--- Study material Enclosed Below ---
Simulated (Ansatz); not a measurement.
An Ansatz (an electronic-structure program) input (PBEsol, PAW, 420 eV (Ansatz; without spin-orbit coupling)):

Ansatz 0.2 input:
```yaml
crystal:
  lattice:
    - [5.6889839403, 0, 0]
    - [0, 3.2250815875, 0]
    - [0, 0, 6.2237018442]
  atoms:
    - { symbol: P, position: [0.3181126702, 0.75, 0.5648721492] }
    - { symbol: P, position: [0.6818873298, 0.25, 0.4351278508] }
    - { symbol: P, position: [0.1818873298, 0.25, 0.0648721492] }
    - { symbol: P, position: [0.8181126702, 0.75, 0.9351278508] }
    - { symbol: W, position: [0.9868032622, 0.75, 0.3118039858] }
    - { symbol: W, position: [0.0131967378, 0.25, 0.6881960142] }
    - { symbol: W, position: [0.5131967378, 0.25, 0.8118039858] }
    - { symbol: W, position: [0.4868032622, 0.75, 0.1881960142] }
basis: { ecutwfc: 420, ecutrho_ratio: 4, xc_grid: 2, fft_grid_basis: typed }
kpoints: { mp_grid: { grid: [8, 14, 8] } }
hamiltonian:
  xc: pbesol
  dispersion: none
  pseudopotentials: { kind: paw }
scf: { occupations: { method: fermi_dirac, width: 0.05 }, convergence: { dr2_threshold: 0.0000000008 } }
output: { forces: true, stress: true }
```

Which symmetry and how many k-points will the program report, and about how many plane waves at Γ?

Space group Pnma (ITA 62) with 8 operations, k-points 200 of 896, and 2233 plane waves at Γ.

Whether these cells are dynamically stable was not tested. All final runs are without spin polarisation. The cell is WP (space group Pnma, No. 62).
--- End of Enclosed Study material ---

Required action —
Would you copy out exactly the lines above that start at the one containing "An Ansatz (an" and end at the one containing "Space group Pnma (ITA", inclusive?

Exercise result —
An Ansatz (an electronic-structure program) input (PBEsol, PAW, 420 eV (Ansatz; without spin-orbit coupling)):

Ansatz 0.2 input:
```yaml
crystal:
  lattice:
    - [5.6889839403, 0, 0]
    - [0, 3.2250815875, 0]
    - [0, 0, 6.2237018442]
  atoms:
    - { symbol: P, position: [0.3181126702, 0.75, 0.5648721492] }
    - { symbol: P, position: [0.6818873298, 0.25, 0.4351278508] }
    - { symbol: P, position: [0.1818873298, 0.25, 0.0648721492] }
    - { symbol: P, position: [0.8181126702, 0.75, 0.9351278508] }
    - { symbol: W, position: [0.9868032622, 0.75, 0.3118039858] }
    - { symbol: W, position: [0.0131967378, 0.25, 0.6881960142] }
    - { symbol: W, position: [0.5131967378, 0.25, 0.8118039858] }
    - { symbol: W, position: [0.4868032622, 0.75, 0.1881960142] }
basis: { ecutwfc: 420, ecutrho_ratio: 4, xc_grid: 2, fft_grid_basis: typed }
kpoints: { mp_grid: { grid: [8, 14, 8] } }
hamiltonian:
  xc: pbesol
  dispersion: none
  pseudopotentials: { kind: paw }
scf: { occupations: { method: fermi_dirac, width: 0.05 }, convergence: { dr2_threshold: 0.0000000008 } }
output: { forces: true, stress: true }
```

Which symmetry and how many k-points will the program report, and about how many plane waves at Γ?

Space group Pnma (ITA 62) with 8 operations, k-points 200 of 896, and 2233 plane waves at Γ.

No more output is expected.